▸ PROVIDED INFORMATION:
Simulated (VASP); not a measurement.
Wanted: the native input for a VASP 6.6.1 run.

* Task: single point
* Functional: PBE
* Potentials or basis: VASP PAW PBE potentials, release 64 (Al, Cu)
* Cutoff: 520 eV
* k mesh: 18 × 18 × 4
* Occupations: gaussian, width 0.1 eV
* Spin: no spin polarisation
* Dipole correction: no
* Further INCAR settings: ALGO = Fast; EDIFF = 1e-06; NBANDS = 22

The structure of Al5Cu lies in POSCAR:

▸ BRIEF: Return all the data exactly as given.

▸ WRITTEN ANSWER:
Simulated (VASP); not a measurement.
Wanted: the native input for a VASP 6.6.1 run.

* Task: single point
* Functional: PBE
* Potentials or basis: VASP PAW PBE potentials, release 64 (Al, Cu)
* Cutoff: 520 eV
* k mesh: 18 × 18 × 4
* Occupations: gaussian, width 0.1 eV
* Spin: no spin polarisation
* Dipole correction: no
* Further INCAR settings: ALGO = Fast; EDIFF = 1e-06; NBANDS = 22

The structure of Al5Cu lies in POSCAR:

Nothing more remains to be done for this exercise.